#### [REQUIRED ACTION]
Make an exact copy of the lines starting at the top of the listing below and ending at the line that contains "- relaxed cell", inclusive.

+++

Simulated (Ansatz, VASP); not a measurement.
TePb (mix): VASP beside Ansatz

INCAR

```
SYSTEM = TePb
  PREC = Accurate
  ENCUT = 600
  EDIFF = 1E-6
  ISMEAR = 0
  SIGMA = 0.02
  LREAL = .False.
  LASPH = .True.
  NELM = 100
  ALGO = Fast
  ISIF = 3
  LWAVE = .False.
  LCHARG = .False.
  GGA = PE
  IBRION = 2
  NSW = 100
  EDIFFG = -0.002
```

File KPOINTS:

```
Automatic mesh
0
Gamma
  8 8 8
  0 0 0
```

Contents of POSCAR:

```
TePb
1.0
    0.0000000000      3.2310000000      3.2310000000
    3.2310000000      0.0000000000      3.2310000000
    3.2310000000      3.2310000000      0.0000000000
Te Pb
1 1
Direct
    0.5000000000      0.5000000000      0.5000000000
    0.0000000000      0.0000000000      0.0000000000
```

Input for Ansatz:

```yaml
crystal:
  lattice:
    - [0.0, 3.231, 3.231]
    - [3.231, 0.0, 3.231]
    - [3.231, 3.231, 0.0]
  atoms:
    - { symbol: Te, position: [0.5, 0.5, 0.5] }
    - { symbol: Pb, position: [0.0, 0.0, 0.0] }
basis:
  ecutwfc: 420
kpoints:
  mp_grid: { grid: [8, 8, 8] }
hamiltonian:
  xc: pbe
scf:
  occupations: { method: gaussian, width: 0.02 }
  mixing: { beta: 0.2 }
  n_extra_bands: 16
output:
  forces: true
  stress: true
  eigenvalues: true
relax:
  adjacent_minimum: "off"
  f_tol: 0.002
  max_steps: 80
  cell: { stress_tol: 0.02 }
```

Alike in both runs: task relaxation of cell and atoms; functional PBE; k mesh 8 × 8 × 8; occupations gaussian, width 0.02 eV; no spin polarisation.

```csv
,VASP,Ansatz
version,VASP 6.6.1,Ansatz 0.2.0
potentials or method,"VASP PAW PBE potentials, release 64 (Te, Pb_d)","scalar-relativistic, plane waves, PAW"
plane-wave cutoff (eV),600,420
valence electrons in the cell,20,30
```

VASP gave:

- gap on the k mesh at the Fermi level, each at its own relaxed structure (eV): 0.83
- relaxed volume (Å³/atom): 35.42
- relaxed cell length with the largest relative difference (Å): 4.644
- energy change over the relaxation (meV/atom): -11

+++

#### [ANSWER BOX]
Simulated (Ansatz, VASP); not a measurement.
TePb (mix): VASP beside Ansatz

INCAR

```
SYSTEM = TePb
  PREC = Accurate
  ENCUT = 600
  EDIFF = 1E-6
  ISMEAR = 0
  SIGMA = 0.02
  LREAL = .False.
  LASPH = .True.
  NELM = 100
  ALGO = Fast
  ISIF = 3
  LWAVE = .False.
  LCHARG = .False.
  GGA = PE
  IBRION = 2
  NSW = 100
  EDIFFG = -0.002
```

File KPOINTS:

```
Automatic mesh
0
Gamma
  8 8 8
  0 0 0
```

Contents of POSCAR:

```
TePb
1.0
    0.0000000000      3.2310000000      3.2310000000
    3.2310000000      0.0000000000      3.2310000000
    3.2310000000      3.2310000000      0.0000000000
Te Pb
1 1
Direct
    0.5000000000      0.5000000000      0.5000000000
    0.0000000000      0.0000000000      0.0000000000
```

Input for Ansatz:

```yaml
crystal:
  lattice:
    - [0.0, 3.231, 3.231]
    - [3.231, 0.0, 3.231]
    - [3.231, 3.231, 0.0]
  atoms:
    - { symbol: Te, position: [0.5, 0.5, 0.5] }
    - { symbol: Pb, position: [0.0, 0.0, 0.0] }
basis:
  ecutwfc: 420
kpoints:
  mp_grid: { grid: [8, 8, 8] }
hamiltonian:
  xc: pbe
scf:
  occupations: { method: gaussian, width: 0.02 }
  mixing: { beta: 0.2 }
  n_extra_bands: 16
output:
  forces: true
  stress: true
  eigenvalues: true
relax:
  adjacent_minimum: "off"
  f_tol: 0.002
  max_steps: 80
  cell: { stress_tol: 0.02 }
```

Alike in both runs: task relaxation of cell and atoms; functional PBE; k mesh 8 × 8 × 8; occupations gaussian, width 0.02 eV; no spin polarisation.

```csv
,VASP,Ansatz
version,VASP 6.6.1,Ansatz 0.2.0
potentials or method,"VASP PAW PBE potentials, release 64 (Te, Pb_d)","scalar-relativistic, plane waves, PAW"
plane-wave cutoff (eV),600,420
valence electrons in the cell,20,30
```

VASP gave:

- gap on the k mesh at the Fermi level, each at its own relaxed structure (eV): 0.83
- relaxed volume (Å³/atom): 35.42
- relaxed cell length with the largest relative difference (Å): 4.644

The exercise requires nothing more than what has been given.